▶ Activity: Retype all of the entries word for word.

**** Information
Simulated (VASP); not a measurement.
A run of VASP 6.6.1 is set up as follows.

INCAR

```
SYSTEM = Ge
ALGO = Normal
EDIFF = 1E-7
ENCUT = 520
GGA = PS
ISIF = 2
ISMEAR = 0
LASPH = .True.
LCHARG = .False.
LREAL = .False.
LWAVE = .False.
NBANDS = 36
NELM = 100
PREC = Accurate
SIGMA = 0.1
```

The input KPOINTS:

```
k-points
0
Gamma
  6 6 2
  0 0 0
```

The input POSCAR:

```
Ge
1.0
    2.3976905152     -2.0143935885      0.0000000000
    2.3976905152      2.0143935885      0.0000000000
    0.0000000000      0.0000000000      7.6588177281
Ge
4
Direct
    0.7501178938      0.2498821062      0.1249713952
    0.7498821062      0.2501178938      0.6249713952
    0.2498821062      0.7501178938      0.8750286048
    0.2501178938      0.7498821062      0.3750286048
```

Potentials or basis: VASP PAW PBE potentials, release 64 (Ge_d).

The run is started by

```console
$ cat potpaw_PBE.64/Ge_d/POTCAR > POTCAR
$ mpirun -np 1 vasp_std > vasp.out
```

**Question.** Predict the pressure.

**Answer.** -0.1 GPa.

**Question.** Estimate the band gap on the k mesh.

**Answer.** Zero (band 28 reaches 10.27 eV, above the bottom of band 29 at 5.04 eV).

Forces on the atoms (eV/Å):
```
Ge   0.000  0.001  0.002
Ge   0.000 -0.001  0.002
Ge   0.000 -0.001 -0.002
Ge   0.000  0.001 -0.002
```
********

▶ Answer section:
Simulated (VASP); not a measurement.
A run of VASP 6.6.1 is set up as follows.

INCAR

```
SYSTEM = Ge
ALGO = Normal
EDIFF = 1E-7
ENCUT = 520
GGA = PS
ISIF = 2
ISMEAR = 0
LASPH = .True.
LCHARG = .False.
LREAL = .False.
LWAVE = .False.
NBANDS = 36
NELM = 100
PREC = Accurate
SIGMA = 0.1
```

The input KPOINTS:

```
k-points
0
Gamma
  6 6 2
  0 0 0
```

The input POSCAR:

```
Ge
1.0
    2.3976905152     -2.0143935885      0.0000000000
    2.3976905152      2.0143935885      0.0000000000
    0.0000000000      0.0000000000      7.6588177281
Ge
4
Direct
    0.7501178938      0.2498821062      0.1249713952
    0.7498821062      0.2501178938      0.6249713952
    0.2498821062      0.7501178938      0.8750286048
    0.2501178938      0.7498821062      0.3750286048
```

Potentials or basis: VASP PAW PBE potentials, release 64 (Ge_d).

The run is started by

```console
$ cat potpaw_PBE.64/Ge_d/POTCAR > POTCAR
$ mpirun -np 1 vasp_std > vasp.out
```

**Question.** Predict the pressure.

**Answer.** -0.1 GPa.

**Question.** Estimate the band gap on the k mesh.

**Answer.** Zero (band 28 reaches 10.27 eV, above the bottom of band 29 at 5.04 eV).

Forces on the atoms (eV/Å):
```
Ge   0.000  0.001  0.002
Ge   0.000 -0.001  0.002
Ge   0.000 -0.001 -0.002
Ge   0.000  0.001 -0.002
```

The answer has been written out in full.